§ **EXERCISE**:
Below are the records; output them exactly from the first line through the line with "Short scripts, each", stopping there.

▬▬▬

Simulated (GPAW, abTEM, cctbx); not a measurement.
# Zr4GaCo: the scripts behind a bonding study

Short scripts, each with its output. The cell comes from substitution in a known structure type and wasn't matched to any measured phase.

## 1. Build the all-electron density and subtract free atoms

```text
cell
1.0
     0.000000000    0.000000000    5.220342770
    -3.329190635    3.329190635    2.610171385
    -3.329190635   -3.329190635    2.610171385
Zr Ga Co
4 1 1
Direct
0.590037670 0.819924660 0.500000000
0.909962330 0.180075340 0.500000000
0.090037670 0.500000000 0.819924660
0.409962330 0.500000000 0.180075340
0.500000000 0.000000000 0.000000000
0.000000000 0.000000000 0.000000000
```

▬▬▬

§ **TASK SOLUTION**:
Simulated (GPAW, abTEM, cctbx); not a measurement.
# Zr4GaCo: the scripts behind a bonding study

Short scripts, each with its output. The cell comes from substitution in a known structure type and wasn't matched to any measured phase.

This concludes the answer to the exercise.